Repeat, exactly as written, the lines of the records below from the first through the line with "correction | no |", but none past it.

--- START ---
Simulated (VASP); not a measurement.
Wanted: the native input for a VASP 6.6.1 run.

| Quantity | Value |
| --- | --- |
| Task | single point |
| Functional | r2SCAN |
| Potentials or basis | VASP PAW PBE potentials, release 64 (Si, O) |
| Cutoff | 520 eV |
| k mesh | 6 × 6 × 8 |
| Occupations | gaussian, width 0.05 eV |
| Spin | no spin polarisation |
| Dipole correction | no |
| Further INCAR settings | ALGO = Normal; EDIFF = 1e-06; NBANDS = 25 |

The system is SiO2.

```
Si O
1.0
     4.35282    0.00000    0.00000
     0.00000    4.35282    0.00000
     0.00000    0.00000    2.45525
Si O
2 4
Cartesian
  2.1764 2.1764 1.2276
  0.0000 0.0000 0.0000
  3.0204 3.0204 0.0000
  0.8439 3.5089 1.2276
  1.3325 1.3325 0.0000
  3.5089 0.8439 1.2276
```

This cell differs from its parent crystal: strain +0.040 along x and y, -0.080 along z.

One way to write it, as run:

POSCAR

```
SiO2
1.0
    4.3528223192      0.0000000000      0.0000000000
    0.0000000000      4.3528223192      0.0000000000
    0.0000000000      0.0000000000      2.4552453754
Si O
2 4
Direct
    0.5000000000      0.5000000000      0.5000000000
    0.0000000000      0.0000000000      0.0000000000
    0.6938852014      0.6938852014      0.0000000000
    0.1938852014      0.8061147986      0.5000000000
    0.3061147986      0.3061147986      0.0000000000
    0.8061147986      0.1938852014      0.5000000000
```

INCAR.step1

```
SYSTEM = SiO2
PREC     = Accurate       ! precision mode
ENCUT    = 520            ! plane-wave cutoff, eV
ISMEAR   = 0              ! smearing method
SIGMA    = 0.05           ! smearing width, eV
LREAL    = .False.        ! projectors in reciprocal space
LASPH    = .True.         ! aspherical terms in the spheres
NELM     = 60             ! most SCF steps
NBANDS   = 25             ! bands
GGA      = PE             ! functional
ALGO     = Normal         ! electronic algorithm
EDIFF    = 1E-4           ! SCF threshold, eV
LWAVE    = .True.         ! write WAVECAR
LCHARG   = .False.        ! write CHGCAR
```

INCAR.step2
--- END ---

Solution ::
Simulated (VASP); not a measurement.
Wanted: the native input for a VASP 6.6.1 run.

| Quantity | Value |
| --- | --- |
| Task | single point |
| Functional | r2SCAN |
| Potentials or basis | VASP PAW PBE potentials, release 64 (Si, O) |
| Cutoff | 520 eV |
| k mesh | 6 × 6 × 8 |
| Occupations | gaussian, width 0.05 eV |
| Spin | no spin polarisation |
| Dipole correction | no |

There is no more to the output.